Assignment:
Using the records below, transcribe word for word the stretch from the line that contains "The relaxed structure" through the line that contains "Relaxation of a", both end lines included, and nothing else.

Information given:
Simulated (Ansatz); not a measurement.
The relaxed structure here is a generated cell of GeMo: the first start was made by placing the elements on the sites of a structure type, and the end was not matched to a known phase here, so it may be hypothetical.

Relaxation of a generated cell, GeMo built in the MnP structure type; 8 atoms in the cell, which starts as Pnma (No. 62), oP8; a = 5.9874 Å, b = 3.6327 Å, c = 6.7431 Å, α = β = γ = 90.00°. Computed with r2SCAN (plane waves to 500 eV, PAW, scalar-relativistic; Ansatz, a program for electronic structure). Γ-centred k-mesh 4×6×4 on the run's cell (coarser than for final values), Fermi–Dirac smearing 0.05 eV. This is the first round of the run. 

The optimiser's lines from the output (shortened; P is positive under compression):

Your response:
The relaxed structure here is a generated cell of GeMo: the first start was made by placing the elements on the sites of a structure type, and the end was not matched to a known phase here, so it may be hypothetical.

Relaxation of a generated cell, GeMo built in the MnP structure type; 8 atoms in the cell, which starts as Pnma (No. 62), oP8; a = 5.9874 Å, b = 3.6327 Å, c = 6.7431 Å, α = β = γ = 90.00°. Computed with r2SCAN (plane waves to 500 eV, PAW, scalar-relativistic; Ansatz, a program for electronic structure). Γ-centred k-mesh 4×6×4 on the run's cell (coarser than for final values), Fermi–Dirac smearing 0.05 eV. This is the first round of the run. 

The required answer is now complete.